#### [Data extracts]
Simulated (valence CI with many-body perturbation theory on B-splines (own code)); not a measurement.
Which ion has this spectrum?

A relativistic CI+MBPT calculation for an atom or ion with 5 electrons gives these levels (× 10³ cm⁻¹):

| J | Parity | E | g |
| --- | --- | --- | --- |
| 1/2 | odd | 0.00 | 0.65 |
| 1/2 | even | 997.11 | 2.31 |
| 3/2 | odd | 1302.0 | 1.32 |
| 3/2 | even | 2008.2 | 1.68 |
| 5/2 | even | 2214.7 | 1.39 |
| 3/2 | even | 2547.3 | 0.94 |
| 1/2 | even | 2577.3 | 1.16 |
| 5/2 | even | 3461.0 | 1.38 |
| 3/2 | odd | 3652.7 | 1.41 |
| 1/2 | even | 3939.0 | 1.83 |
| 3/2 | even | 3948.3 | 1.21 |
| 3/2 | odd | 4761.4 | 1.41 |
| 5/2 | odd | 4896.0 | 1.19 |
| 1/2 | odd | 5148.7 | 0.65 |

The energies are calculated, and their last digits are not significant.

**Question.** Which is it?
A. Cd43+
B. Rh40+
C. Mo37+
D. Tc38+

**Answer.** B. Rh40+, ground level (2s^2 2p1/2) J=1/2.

#### [Exercise]
Transcribe all of the material exactly as it was written.

#### [Solution]
Simulated (valence CI with many-body perturbation theory on B-splines (own code)); not a measurement.
Which ion has this spectrum?

A relativistic CI+MBPT calculation for an atom or ion with 5 electrons gives these levels (× 10³ cm⁻¹):

| J | Parity | E | g |
| --- | --- | --- | --- |
| 1/2 | odd | 0.00 | 0.65 |
| 1/2 | even | 997.11 | 2.31 |
| 3/2 | odd | 1302.0 | 1.32 |
| 3/2 | even | 2008.2 | 1.68 |
| 5/2 | even | 2214.7 | 1.39 |
| 3/2 | even | 2547.3 | 0.94 |
| 1/2 | even | 2577.3 | 1.16 |
| 5/2 | even | 3461.0 | 1.38 |
| 3/2 | odd | 3652.7 | 1.41 |
| 1/2 | even | 3939.0 | 1.83 |
| 3/2 | even | 3948.3 | 1.21 |
| 3/2 | odd | 4761.4 | 1.41 |
| 5/2 | odd | 4896.0 | 1.19 |
| 1/2 | odd | 5148.7 | 0.65 |

The energies are calculated, and their last digits are not significant.

**Question.** Which is it?
A. Cd43+
B. Rh40+
C. Mo37+
D. Tc38+

**Answer.** B. Rh40+, ground level (2s^2 2p1/2) J=1/2.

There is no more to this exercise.